----- SOURCE DATA -----

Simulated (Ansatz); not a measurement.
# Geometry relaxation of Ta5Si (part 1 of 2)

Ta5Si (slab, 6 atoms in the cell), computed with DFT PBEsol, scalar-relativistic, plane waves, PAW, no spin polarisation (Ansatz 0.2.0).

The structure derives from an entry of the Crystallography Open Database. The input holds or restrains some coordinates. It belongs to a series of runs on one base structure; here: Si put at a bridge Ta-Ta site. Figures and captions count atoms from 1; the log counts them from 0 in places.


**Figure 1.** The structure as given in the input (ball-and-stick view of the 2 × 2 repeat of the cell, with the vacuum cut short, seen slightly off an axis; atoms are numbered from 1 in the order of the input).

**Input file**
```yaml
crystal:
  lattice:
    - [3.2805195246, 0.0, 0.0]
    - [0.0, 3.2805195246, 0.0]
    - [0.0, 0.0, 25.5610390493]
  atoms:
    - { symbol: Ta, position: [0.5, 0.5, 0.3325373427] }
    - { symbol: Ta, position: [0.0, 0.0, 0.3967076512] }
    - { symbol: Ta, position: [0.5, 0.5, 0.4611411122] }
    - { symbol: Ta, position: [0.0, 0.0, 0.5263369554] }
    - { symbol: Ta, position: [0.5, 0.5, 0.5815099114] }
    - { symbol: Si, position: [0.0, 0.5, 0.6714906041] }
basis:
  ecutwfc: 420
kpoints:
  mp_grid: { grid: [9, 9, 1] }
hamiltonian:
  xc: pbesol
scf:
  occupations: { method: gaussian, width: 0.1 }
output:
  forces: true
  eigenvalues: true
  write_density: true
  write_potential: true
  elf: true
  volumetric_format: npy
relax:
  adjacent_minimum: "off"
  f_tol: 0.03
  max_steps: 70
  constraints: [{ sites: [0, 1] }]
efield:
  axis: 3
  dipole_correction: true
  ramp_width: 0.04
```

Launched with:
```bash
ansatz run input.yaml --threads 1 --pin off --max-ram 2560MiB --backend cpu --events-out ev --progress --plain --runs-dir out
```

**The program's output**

-----

EXERCISE | Reproduce the lines of the records exactly, from the first one through the line that contains "Ta5Si (slab, 6".

EXERCISE ANSWER |
Simulated (Ansatz); not a measurement.
# Geometry relaxation of Ta5Si (part 1 of 2)

Ta5Si (slab, 6 atoms in the cell), computed with DFT PBEsol, scalar-relativistic, plane waves, PAW, no spin polarisation (Ansatz 0.2.0).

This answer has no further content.